──────

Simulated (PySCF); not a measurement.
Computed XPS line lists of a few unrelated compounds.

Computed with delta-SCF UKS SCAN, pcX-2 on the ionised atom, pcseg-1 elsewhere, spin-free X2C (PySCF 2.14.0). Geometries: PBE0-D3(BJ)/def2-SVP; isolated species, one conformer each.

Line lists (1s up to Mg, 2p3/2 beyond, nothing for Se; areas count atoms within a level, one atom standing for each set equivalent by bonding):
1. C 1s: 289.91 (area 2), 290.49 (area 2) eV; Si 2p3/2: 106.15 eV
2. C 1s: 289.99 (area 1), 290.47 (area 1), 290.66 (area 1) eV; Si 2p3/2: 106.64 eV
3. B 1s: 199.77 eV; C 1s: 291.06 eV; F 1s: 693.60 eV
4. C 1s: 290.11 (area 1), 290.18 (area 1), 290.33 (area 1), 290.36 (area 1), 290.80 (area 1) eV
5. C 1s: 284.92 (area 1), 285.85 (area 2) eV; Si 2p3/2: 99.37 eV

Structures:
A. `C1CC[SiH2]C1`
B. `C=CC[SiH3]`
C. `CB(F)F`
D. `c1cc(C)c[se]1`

──────

Transcription of the listing must be exact and complete.

Simulated (PySCF); not a measurement.
Computed XPS line lists of a few unrelated compounds.

Computed with delta-SCF UKS SCAN, pcX-2 on the ionised atom, pcseg-1 elsewhere, spin-free X2C (PySCF 2.14.0). Geometries: PBE0-D3(BJ)/def2-SVP; isolated species, one conformer each.

Line lists (1s up to Mg, 2p3/2 beyond, nothing for Se; areas count atoms within a level, one atom standing for each set equivalent by bonding):
1. C 1s: 289.91 (area 2), 290.49 (area 2) eV; Si 2p3/2: 106.15 eV
2. C 1s: 289.99 (area 1), 290.47 (area 1), 290.66 (area 1) eV; Si 2p3/2: 106.64 eV
3. B 1s: 199.77 eV; C 1s: 291.06 eV; F 1s: 693.60 eV
4. C 1s: 290.11 (area 1), 290.18 (area 1), 290.33 (area 1), 290.36 (area 1), 290.80 (area 1) eV
5. C 1s: 284.92 (area 1), 285.85 (area 2) eV; Si 2p3/2: 99.37 eV

Structures:
A. `C1CC[SiH2]C1`
B. `C=CC[SiH3]`
C. `CB(F)F`
D. `c1cc(C)c[se]1`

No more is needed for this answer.